**Brief:**
Your output should be the entries below, from the first line up to and including the line with "Undoped body with", reproduced exactly and with no other lines.

**Source material:**
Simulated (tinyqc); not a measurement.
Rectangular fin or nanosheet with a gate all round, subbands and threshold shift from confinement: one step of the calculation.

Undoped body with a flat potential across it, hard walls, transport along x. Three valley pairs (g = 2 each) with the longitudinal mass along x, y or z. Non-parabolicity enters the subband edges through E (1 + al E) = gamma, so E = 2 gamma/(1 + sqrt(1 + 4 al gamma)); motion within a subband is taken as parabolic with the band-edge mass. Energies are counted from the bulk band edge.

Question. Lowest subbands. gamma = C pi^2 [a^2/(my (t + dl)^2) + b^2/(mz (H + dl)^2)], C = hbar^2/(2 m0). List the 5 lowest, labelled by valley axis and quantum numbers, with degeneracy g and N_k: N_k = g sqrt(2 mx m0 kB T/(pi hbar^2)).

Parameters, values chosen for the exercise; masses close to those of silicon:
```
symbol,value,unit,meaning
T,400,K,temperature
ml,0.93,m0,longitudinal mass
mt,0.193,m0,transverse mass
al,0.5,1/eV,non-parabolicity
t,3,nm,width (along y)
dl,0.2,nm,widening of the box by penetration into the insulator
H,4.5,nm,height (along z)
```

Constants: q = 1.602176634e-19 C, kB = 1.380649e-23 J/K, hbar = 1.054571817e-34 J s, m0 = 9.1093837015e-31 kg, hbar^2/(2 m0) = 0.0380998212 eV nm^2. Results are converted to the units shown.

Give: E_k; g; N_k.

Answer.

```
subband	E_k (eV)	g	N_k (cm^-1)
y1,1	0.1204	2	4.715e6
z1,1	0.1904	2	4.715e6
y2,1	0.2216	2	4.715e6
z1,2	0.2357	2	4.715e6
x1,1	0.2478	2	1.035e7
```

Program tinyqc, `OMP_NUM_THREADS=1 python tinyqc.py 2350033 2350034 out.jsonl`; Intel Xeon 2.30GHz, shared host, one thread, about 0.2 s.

**Written answer:**
Simulated (tinyqc); not a measurement.
Rectangular fin or nanosheet with a gate all round, subbands and threshold shift from confinement: one step of the calculation.

Undoped body with a flat potential across it, hard walls, transport along x. Three valley pairs (g = 2 each) with the longitudinal mass along x, y or z. Non-parabolicity enters the subband edges through E (1 + al E) = gamma, so E = 2 gamma/(1 + sqrt(1 + 4 al gamma)); motion within a subband is taken as parabolic with the band-edge mass. Energies are counted from the bulk band edge.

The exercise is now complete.